Work item:
Instruction for the entries that follow: retype exactly the lines from the line with "0.83 | 95.97 |" to the line with "-0.33 | 98.19 |", both included, and omit all others.

+ + + + + + +

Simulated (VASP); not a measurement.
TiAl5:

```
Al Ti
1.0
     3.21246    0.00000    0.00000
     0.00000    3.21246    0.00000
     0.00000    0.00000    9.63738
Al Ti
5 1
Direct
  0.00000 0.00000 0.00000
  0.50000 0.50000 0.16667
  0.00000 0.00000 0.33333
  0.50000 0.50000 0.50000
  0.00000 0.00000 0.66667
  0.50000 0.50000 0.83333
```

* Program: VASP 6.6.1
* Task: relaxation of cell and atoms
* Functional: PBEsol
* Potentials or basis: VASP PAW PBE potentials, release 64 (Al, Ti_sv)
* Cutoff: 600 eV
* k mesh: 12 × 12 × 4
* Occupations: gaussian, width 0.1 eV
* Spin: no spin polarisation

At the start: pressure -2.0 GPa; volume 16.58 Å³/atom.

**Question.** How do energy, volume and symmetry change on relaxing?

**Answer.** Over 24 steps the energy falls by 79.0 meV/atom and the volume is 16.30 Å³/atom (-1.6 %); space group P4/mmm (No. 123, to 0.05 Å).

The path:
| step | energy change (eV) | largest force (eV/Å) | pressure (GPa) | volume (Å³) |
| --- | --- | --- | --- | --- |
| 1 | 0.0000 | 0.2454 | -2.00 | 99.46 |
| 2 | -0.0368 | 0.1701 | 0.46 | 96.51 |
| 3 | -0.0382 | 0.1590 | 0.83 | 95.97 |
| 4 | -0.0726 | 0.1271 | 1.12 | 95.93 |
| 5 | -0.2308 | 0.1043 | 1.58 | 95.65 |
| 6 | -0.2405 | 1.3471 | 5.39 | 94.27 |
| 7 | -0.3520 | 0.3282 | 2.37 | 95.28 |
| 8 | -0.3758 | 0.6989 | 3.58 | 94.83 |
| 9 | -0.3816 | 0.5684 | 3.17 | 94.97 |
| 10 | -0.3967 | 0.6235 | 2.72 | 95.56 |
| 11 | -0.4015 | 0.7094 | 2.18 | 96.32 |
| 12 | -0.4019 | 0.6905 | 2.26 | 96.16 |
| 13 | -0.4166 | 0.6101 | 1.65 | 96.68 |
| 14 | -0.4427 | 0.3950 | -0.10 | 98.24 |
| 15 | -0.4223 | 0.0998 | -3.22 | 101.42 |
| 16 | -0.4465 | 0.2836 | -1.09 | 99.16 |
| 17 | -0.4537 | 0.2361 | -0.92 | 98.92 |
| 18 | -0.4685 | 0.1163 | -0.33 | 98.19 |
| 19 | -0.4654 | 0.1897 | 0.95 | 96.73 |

+ + + + + + +

Answer area:
| 3 | -0.0382 | 0.1590 | 0.83 | 95.97 |
| 4 | -0.0726 | 0.1271 | 1.12 | 95.93 |
| 5 | -0.2308 | 0.1043 | 1.58 | 95.65 |
| 6 | -0.2405 | 1.3471 | 5.39 | 94.27 |
| 7 | -0.3520 | 0.3282 | 2.37 | 95.28 |
| 8 | -0.3758 | 0.6989 | 3.58 | 94.83 |
| 9 | -0.3816 | 0.5684 | 3.17 | 94.97 |
| 10 | -0.3967 | 0.6235 | 2.72 | 95.56 |
| 11 | -0.4015 | 0.7094 | 2.18 | 96.32 |
| 12 | -0.4019 | 0.6905 | 2.26 | 96.16 |
| 13 | -0.4166 | 0.6101 | 1.65 | 96.68 |
| 14 | -0.4427 | 0.3950 | -0.10 | 98.24 |
| 15 | -0.4223 | 0.0998 | -3.22 | 101.42 |
| 16 | -0.4465 | 0.2836 | -1.09 | 99.16 |
| 17 | -0.4537 | 0.2361 | -0.92 | 98.92 |
| 18 | -0.4685 | 0.1163 | -0.33 | 98.19 |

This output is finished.